INFORMATION GIVEN START

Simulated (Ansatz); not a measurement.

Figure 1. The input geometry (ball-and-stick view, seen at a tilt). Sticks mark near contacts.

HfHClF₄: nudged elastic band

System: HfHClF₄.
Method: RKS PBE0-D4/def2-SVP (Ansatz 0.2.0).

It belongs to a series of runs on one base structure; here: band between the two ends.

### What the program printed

INFORMATION GIVEN END

**BRIEF:** Within the material above, copy exactly the lines from the line that holds "Method: RKS PBE0-D4/def2-SVP (Ansatz 0.2.0)." up to and including the line that holds "It belongs to".

**TASK RESULT:**
Method: RKS PBE0-D4/def2-SVP (Ansatz 0.2.0).

It belongs to a series of runs on one base structure; here: band between the two ends.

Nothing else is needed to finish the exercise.